━━━━━━━━━━━━━━━━━━━━━━━━━━━━━━

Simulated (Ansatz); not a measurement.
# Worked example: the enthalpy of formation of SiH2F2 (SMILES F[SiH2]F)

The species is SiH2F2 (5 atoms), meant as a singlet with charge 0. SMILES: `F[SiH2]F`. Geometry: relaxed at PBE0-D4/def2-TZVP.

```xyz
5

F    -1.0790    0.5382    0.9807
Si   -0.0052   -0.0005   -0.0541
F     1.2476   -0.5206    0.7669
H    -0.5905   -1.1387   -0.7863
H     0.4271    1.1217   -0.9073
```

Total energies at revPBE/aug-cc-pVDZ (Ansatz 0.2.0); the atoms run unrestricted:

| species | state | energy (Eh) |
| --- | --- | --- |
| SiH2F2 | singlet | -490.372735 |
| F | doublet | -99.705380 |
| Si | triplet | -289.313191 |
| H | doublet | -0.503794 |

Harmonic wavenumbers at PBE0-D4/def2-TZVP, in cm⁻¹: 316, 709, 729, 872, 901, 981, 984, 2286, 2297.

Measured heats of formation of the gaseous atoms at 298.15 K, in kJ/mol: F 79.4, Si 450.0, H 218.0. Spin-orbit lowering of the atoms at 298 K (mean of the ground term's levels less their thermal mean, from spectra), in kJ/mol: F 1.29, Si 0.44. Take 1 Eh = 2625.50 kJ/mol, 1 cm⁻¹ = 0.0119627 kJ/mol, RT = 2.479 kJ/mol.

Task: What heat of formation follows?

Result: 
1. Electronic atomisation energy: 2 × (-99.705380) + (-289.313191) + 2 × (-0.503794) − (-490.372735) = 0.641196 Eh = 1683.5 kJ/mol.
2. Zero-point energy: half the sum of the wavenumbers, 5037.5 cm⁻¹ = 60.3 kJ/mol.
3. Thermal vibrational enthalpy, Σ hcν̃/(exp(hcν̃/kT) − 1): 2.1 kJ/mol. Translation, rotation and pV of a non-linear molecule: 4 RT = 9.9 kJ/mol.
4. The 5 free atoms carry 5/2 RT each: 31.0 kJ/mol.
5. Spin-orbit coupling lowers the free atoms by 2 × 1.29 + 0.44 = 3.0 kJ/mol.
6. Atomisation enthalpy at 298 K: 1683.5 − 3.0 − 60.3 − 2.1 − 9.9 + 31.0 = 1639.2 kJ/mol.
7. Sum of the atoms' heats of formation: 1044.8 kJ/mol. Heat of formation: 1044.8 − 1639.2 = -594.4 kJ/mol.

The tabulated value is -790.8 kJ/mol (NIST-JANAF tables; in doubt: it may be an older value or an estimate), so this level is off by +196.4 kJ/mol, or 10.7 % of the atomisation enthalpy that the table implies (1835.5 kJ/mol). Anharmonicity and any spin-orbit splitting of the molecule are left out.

━━━━━━━━━━━━━━━━━━━━━━━━━━━━━━

**TASK ITEM**
Using the entries above, repeat only the lines from the one containing "doublet | -99.705380 |" through the one containing "2. Zero-point energy: half", end lines included.

**REPLY**
| F | doublet | -99.705380 |
| Si | triplet | -289.313191 |
| H | doublet | -0.503794 |

Harmonic wavenumbers at PBE0-D4/def2-TZVP, in cm⁻¹: 316, 709, 729, 872, 901, 981, 984, 2286, 2297.

Measured heats of formation of the gaseous atoms at 298.15 K, in kJ/mol: F 79.4, Si 450.0, H 218.0. Spin-orbit lowering of the atoms at 298 K (mean of the ground term's levels less their thermal mean, from spectra), in kJ/mol: F 1.29, Si 0.44. Take 1 Eh = 2625.50 kJ/mol, 1 cm⁻¹ = 0.0119627 kJ/mol, RT = 2.479 kJ/mol.

Task: What heat of formation follows?

Result: 
1. Electronic atomisation energy: 2 × (-99.705380) + (-289.313191) + 2 × (-0.503794) − (-490.372735) = 0.641196 Eh = 1683.5 kJ/mol.
2. Zero-point energy: half the sum of the wavenumbers, 5037.5 cm⁻¹ = 60.3 kJ/mol.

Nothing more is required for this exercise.